Exercise: Exactly as they appear, restate the lines of the material, from the first through the one containing "0.015 eV/Å |".

--- --- ---

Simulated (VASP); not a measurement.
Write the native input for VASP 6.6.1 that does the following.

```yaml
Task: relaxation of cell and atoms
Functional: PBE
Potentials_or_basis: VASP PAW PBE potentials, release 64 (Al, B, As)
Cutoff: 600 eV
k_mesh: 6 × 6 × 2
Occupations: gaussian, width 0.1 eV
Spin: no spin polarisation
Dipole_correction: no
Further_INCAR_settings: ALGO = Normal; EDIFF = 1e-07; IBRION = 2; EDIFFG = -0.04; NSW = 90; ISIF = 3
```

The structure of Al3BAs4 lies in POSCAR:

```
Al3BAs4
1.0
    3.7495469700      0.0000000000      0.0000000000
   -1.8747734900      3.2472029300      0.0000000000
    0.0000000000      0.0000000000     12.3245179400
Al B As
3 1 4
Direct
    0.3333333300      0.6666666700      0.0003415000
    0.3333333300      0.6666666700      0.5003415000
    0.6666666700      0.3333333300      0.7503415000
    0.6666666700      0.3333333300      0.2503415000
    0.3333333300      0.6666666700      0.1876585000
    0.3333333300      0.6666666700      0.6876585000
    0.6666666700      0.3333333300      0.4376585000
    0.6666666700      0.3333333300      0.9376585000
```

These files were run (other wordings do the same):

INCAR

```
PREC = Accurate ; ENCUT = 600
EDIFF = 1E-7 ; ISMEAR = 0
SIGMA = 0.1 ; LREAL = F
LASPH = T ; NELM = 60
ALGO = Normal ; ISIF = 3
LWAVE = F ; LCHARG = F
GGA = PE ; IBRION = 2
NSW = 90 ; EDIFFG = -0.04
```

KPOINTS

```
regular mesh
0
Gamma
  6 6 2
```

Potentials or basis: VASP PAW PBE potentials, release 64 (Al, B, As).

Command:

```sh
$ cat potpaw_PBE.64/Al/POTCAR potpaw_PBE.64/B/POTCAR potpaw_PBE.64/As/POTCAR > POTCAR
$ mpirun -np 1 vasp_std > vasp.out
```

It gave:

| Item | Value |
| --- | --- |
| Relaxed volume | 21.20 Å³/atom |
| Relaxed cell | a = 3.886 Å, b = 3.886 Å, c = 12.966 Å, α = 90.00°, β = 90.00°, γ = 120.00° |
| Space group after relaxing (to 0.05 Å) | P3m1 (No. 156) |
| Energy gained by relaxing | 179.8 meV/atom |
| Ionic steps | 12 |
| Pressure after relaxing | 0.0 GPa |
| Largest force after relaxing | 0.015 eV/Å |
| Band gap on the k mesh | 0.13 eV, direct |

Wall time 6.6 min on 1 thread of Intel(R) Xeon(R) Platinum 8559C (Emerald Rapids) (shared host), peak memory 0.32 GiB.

--- --- ---

Written response:
Simulated (VASP); not a measurement.
Write the native input for VASP 6.6.1 that does the following.

```yaml
Task: relaxation of cell and atoms
Functional: PBE
Potentials_or_basis: VASP PAW PBE potentials, release 64 (Al, B, As)
Cutoff: 600 eV
k_mesh: 6 × 6 × 2
Occupations: gaussian, width 0.1 eV
Spin: no spin polarisation
Dipole_correction: no
Further_INCAR_settings: ALGO = Normal; EDIFF = 1e-07; IBRION = 2; EDIFFG = -0.04; NSW = 90; ISIF = 3
```

The structure of Al3BAs4 lies in POSCAR:

```
Al3BAs4
1.0
    3.7495469700      0.0000000000      0.0000000000
   -1.8747734900      3.2472029300      0.0000000000
    0.0000000000      0.0000000000     12.3245179400
Al B As
3 1 4
Direct
    0.3333333300      0.6666666700      0.0003415000
    0.3333333300      0.6666666700      0.5003415000
    0.6666666700      0.3333333300      0.7503415000
    0.6666666700      0.3333333300      0.2503415000
    0.3333333300      0.6666666700      0.1876585000
    0.3333333300      0.6666666700      0.6876585000
    0.6666666700      0.3333333300      0.4376585000
    0.6666666700      0.3333333300      0.9376585000
```

These files were run (other wordings do the same):

INCAR

```
PREC = Accurate ; ENCUT = 600
EDIFF = 1E-7 ; ISMEAR = 0
SIGMA = 0.1 ; LREAL = F
LASPH = T ; NELM = 60
ALGO = Normal ; ISIF = 3
LWAVE = F ; LCHARG = F
GGA = PE ; IBRION = 2
NSW = 90 ; EDIFFG = -0.04
```

KPOINTS

```
regular mesh
0
Gamma
  6 6 2
```

Potentials or basis: VASP PAW PBE potentials, release 64 (Al, B, As).

Command:

```sh
$ cat potpaw_PBE.64/Al/POTCAR potpaw_PBE.64/B/POTCAR potpaw_PBE.64/As/POTCAR > POTCAR
$ mpirun -np 1 vasp_std > vasp.out
```

It gave:

| Item | Value |
| --- | --- |
| Relaxed volume | 21.20 Å³/atom |
| Relaxed cell | a = 3.886 Å, b = 3.886 Å, c = 12.966 Å, α = 90.00°, β = 90.00°, γ = 120.00° |
| Space group after relaxing (to 0.05 Å) | P3m1 (No. 156) |
| Energy gained by relaxing | 179.8 meV/atom |
| Ionic steps | 12 |
| Pressure after relaxing | 0.0 GPa |
| Largest force after relaxing | 0.015 eV/Å |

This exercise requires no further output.